* [Requirement]: Exactly the lines from the opening of the records through the line containing "zone-centre TO phonon frequency: 87 cm⁻¹" should be copied, with both included.

* [Provided material]:
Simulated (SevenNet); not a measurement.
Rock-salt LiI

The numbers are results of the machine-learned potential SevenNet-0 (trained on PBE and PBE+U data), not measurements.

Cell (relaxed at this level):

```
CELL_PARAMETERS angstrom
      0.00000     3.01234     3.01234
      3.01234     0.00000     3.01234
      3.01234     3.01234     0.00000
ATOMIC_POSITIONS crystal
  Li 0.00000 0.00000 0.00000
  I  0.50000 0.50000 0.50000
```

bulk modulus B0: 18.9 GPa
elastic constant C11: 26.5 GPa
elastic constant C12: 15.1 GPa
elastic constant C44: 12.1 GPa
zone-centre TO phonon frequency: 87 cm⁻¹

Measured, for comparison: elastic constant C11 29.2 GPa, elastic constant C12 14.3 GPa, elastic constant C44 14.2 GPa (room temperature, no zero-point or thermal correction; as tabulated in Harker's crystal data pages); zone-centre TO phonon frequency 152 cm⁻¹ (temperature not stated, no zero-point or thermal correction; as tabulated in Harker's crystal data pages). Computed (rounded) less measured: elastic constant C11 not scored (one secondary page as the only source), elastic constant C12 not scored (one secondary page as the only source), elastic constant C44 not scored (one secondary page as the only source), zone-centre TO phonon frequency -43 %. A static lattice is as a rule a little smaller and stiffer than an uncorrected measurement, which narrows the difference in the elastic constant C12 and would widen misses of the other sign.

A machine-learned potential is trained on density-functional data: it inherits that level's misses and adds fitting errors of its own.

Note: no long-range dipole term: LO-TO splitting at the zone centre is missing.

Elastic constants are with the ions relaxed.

* [Written response]:
Simulated (SevenNet); not a measurement.
Rock-salt LiI

The numbers are results of the machine-learned potential SevenNet-0 (trained on PBE and PBE+U data), not measurements.

Cell (relaxed at this level):

```
CELL_PARAMETERS angstrom
      0.00000     3.01234     3.01234
      3.01234     0.00000     3.01234
      3.01234     3.01234     0.00000
ATOMIC_POSITIONS crystal
  Li 0.00000 0.00000 0.00000
  I  0.50000 0.50000 0.50000
```

bulk modulus B0: 18.9 GPa
elastic constant C11: 26.5 GPa
elastic constant C12: 15.1 GPa
elastic constant C44: 12.1 GPa
zone-centre TO phonon frequency: 87 cm⁻¹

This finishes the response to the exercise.